Record set:
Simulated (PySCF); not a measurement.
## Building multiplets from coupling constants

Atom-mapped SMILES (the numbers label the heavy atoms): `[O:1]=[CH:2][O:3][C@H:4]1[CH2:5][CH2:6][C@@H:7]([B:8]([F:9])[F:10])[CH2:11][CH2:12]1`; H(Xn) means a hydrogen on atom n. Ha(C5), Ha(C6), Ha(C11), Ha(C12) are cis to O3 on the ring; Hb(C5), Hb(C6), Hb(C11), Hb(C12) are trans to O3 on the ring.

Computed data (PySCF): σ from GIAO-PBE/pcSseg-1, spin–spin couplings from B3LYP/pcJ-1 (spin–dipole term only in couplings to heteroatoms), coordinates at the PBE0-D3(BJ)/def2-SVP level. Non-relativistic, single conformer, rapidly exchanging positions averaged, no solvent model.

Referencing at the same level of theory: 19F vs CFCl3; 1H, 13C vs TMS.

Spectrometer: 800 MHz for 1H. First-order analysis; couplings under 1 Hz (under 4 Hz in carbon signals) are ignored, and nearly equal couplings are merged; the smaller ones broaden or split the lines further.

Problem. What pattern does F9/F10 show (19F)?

Requirement:
Reproduce each line of the data without any change.

Answer box:
Simulated (PySCF); not a measurement.
## Building multiplets from coupling constants

Atom-mapped SMILES (the numbers label the heavy atoms): `[O:1]=[CH:2][O:3][C@H:4]1[CH2:5][CH2:6][C@@H:7]([B:8]([F:9])[F:10])[CH2:11][CH2:12]1`; H(Xn) means a hydrogen on atom n. Ha(C5), Ha(C6), Ha(C11), Ha(C12) are cis to O3 on the ring; Hb(C5), Hb(C6), Hb(C11), Hb(C12) are trans to O3 on the ring.

Computed data (PySCF): σ from GIAO-PBE/pcSseg-1, spin–spin couplings from B3LYP/pcJ-1 (spin–dipole term only in couplings to heteroatoms), coordinates at the PBE0-D3(BJ)/def2-SVP level. Non-relativistic, single conformer, rapidly exchanging positions averaged, no solvent model.

Referencing at the same level of theory: 19F vs CFCl3; 1H, 13C vs TMS.

Spectrometer: 800 MHz for 1H. First-order analysis; couplings under 1 Hz (under 4 Hz in carbon signals) are ignored, and nearly equal couplings are merged; the smaller ones broaden or split the lines further.

Problem. What pattern does F9/F10 show (19F)?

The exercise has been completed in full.